**Supplied entries:**
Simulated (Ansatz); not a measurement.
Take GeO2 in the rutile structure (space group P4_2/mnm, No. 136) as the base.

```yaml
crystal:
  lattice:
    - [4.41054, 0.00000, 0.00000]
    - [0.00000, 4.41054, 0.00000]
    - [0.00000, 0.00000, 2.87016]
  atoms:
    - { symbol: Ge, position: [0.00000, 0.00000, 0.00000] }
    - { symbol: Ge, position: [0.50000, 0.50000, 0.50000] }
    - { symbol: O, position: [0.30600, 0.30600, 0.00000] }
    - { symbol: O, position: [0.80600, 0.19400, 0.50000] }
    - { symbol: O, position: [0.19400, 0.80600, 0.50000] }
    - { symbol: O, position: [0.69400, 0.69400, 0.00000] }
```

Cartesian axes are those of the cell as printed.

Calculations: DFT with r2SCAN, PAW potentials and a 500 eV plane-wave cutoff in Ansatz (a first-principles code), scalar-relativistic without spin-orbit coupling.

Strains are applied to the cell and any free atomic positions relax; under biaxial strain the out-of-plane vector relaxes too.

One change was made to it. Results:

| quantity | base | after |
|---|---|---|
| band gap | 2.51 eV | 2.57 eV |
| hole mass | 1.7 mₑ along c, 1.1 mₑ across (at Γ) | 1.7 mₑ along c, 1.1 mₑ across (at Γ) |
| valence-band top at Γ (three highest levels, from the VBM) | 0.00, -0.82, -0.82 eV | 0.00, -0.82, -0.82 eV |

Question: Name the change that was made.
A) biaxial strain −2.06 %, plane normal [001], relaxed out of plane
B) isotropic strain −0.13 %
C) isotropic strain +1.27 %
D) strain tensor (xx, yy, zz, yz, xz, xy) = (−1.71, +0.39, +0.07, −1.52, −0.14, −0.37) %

**Task item:** Take the lines above from the one containing "Calculations: DFT with" down to the one containing "C) isotropic strain +1.27 %", and transcribe them exactly, both ends included.

**Reply:**
Calculations: DFT with r2SCAN, PAW potentials and a 500 eV plane-wave cutoff in Ansatz (a first-principles code), scalar-relativistic without spin-orbit coupling.

Strains are applied to the cell and any free atomic positions relax; under biaxial strain the out-of-plane vector relaxes too.

One change was made to it. Results:

| quantity | base | after |
|---|---|---|
| band gap | 2.51 eV | 2.57 eV |
| hole mass | 1.7 mₑ along c, 1.1 mₑ across (at Γ) | 1.7 mₑ along c, 1.1 mₑ across (at Γ) |
| valence-band top at Γ (three highest levels, from the VBM) | 0.00, -0.82, -0.82 eV | 0.00, -0.82, -0.82 eV |

Question: Name the change that was made.
A) biaxial strain −2.06 %, plane normal [001], relaxed out of plane
B) isotropic strain −0.13 %
C) isotropic strain +1.27 %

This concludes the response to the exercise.